-------- EXERCISE DATA
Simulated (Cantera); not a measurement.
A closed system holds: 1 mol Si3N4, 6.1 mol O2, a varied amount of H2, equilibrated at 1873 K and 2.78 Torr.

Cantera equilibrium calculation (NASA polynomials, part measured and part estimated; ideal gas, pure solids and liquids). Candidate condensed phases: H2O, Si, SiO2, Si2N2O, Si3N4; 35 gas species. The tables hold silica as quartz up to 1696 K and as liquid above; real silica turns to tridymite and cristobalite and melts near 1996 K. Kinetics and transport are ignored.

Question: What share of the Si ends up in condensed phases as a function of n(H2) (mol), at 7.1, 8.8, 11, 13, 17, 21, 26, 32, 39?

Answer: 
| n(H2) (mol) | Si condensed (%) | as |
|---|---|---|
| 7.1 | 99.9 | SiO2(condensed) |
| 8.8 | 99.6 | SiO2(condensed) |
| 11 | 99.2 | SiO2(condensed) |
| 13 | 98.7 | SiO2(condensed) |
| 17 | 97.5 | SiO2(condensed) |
----------------

• BRIEF: Take the entries and print them exactly. Keep every line.

• YOUR RESPONSE:
Simulated (Cantera); not a measurement.
A closed system holds: 1 mol Si3N4, 6.1 mol O2, a varied amount of H2, equilibrated at 1873 K and 2.78 Torr.

Cantera equilibrium calculation (NASA polynomials, part measured and part estimated; ideal gas, pure solids and liquids). Candidate condensed phases: H2O, Si, SiO2, Si2N2O, Si3N4; 35 gas species. The tables hold silica as quartz up to 1696 K and as liquid above; real silica turns to tridymite and cristobalite and melts near 1996 K. Kinetics and transport are ignored.

Question: What share of the Si ends up in condensed phases as a function of n(H2) (mol), at 7.1, 8.8, 11, 13, 17, 21, 26, 32, 39?

Answer: 
| n(H2) (mol) | Si condensed (%) | as |
|---|---|---|
| 7.1 | 99.9 | SiO2(condensed) |
| 8.8 | 99.6 | SiO2(condensed) |
| 11 | 99.2 | SiO2(condensed) |
| 13 | 98.7 | SiO2(condensed) |
| 17 | 97.5 | SiO2(condensed) |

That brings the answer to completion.